▼

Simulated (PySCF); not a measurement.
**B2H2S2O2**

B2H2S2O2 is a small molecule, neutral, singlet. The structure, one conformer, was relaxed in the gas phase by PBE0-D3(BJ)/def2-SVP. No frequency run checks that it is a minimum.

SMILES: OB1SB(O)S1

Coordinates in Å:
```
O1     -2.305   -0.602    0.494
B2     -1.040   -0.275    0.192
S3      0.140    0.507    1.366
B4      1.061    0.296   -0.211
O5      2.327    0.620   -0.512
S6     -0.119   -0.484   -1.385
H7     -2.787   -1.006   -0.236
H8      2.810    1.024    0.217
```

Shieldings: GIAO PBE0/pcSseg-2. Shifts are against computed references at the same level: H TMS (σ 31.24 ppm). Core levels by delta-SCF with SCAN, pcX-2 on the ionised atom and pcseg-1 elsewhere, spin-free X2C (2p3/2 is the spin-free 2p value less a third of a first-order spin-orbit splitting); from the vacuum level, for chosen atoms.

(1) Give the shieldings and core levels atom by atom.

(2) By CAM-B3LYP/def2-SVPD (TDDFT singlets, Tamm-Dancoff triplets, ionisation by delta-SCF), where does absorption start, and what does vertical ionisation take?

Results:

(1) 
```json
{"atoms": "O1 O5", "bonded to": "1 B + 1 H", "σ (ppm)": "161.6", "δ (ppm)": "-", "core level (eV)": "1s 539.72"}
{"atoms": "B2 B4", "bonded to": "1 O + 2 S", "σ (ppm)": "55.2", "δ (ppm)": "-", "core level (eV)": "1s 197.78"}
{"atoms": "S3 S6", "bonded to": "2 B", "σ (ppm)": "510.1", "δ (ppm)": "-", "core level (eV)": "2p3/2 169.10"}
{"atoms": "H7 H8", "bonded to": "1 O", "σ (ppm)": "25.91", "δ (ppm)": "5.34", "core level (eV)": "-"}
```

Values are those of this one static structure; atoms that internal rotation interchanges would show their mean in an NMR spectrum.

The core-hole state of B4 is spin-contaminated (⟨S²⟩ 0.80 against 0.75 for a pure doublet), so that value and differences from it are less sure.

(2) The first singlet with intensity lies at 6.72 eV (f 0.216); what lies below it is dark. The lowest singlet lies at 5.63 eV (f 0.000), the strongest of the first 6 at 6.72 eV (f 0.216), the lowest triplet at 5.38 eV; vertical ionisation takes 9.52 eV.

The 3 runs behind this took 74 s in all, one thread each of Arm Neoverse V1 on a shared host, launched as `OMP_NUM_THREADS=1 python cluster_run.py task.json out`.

▲

_Task item_
Only the lines from the beginning of the entries through the line bearing "The core-hole state" should be returned, each exactly as written.

_Your solution_
Simulated (PySCF); not a measurement.
**B2H2S2O2**

B2H2S2O2 is a small molecule, neutral, singlet. The structure, one conformer, was relaxed in the gas phase by PBE0-D3(BJ)/def2-SVP. No frequency run checks that it is a minimum.

SMILES: OB1SB(O)S1

Coordinates in Å:
```
O1     -2.305   -0.602    0.494
B2     -1.040   -0.275    0.192
S3      0.140    0.507    1.366
B4      1.061    0.296   -0.211
O5      2.327    0.620   -0.512
S6     -0.119   -0.484   -1.385
H7     -2.787   -1.006   -0.236
H8      2.810    1.024    0.217
```

Shieldings: GIAO PBE0/pcSseg-2. Shifts are against computed references at the same level: H TMS (σ 31.24 ppm). Core levels by delta-SCF with SCAN, pcX-2 on the ionised atom and pcseg-1 elsewhere, spin-free X2C (2p3/2 is the spin-free 2p value less a third of a first-order spin-orbit splitting); from the vacuum level, for chosen atoms.

(1) Give the shieldings and core levels atom by atom.

(2) By CAM-B3LYP/def2-SVPD (TDDFT singlets, Tamm-Dancoff triplets, ionisation by delta-SCF), where does absorption start, and what does vertical ionisation take?

Results:

(1) 
```json
{"atoms": "O1 O5", "bonded to": "1 B + 1 H", "σ (ppm)": "161.6", "δ (ppm)": "-", "core level (eV)": "1s 539.72"}
{"atoms": "B2 B4", "bonded to": "1 O + 2 S", "σ (ppm)": "55.2", "δ (ppm)": "-", "core level (eV)": "1s 197.78"}
{"atoms": "S3 S6", "bonded to": "2 B", "σ (ppm)": "510.1", "δ (ppm)": "-", "core level (eV)": "2p3/2 169.10"}
{"atoms": "H7 H8", "bonded to": "1 O", "σ (ppm)": "25.91", "δ (ppm)": "5.34", "core level (eV)": "-"}
```

Values are those of this one static structure; atoms that internal rotation interchanges would show their mean in an NMR spectrum.

The core-hole state of B4 is spin-contaminated (⟨S²⟩ 0.80 against 0.75 for a pure doublet), so that value and differences from it are less sure.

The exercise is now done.